Work task ▸
Transcribe the listing from its top line through the line with "# A self-consistent". Keep it exact, both ends included, and add nothing.

----------

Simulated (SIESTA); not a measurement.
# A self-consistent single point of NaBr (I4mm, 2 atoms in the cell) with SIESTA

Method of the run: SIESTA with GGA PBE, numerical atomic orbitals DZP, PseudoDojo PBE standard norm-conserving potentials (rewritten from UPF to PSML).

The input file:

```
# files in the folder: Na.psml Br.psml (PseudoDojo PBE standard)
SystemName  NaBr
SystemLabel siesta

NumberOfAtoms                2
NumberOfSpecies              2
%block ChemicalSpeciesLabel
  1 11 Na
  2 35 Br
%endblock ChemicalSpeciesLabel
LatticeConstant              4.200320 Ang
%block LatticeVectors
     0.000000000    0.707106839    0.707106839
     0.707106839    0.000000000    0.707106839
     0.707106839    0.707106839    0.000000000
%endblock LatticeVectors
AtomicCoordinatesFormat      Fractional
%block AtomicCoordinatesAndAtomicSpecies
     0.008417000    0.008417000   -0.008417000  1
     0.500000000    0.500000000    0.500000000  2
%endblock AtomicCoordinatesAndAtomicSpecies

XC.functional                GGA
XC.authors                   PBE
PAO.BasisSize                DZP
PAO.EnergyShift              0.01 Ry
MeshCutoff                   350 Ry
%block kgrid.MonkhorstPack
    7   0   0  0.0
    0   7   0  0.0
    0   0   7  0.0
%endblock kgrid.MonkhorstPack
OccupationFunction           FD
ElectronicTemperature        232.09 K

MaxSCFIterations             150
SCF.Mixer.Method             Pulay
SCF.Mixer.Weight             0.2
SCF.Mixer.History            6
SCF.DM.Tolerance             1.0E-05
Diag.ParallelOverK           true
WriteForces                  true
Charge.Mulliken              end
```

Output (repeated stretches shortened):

----------

Answer section ▸
Simulated (SIESTA); not a measurement.
# A self-consistent single point of NaBr (I4mm, 2 atoms in the cell) with SIESTA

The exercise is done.